_Provided data_:
=== Begin Enclosure ===

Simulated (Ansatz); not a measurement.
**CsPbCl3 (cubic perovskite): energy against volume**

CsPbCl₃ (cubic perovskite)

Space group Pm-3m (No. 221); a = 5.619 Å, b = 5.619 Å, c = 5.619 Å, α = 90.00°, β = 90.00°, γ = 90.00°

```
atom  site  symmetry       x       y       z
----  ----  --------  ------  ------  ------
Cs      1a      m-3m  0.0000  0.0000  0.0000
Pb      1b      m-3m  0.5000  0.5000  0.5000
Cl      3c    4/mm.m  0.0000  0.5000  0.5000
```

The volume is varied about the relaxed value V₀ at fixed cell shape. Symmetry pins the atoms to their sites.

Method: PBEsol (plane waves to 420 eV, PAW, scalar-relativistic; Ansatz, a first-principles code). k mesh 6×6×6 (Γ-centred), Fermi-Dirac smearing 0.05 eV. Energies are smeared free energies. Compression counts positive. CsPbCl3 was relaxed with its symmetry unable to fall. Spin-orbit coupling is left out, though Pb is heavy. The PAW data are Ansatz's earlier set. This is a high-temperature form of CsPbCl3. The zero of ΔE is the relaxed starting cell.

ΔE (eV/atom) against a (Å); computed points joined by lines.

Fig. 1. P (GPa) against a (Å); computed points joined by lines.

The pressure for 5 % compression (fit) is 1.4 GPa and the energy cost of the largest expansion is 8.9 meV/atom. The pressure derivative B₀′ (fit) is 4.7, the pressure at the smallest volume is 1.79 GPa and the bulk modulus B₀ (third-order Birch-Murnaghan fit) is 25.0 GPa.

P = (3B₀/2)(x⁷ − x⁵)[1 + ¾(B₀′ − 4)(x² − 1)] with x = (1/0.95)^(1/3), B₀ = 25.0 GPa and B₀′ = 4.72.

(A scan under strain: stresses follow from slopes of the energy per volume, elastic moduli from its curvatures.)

=== End Enclosure ===

_Requirement_:
Look through the data above and return exactly the lines from the one that contains "The pressure for" to the one that contains "P = (3B₀/2)(x⁷", inclusive, with nothing else.

_Response area_:
The pressure for 5 % compression (fit) is 1.4 GPa and the energy cost of the largest expansion is 8.9 meV/atom. The pressure derivative B₀′ (fit) is 4.7, the pressure at the smallest volume is 1.79 GPa and the bulk modulus B₀ (third-order Birch-Murnaghan fit) is 25.0 GPa.

P = (3B₀/2)(x⁷ − x⁵)[1 + ¾(B₀′ − 4)(x² − 1)] with x = (1/0.95)^(1/3), B₀ = 25.0 GPa and B₀′ = 4.72.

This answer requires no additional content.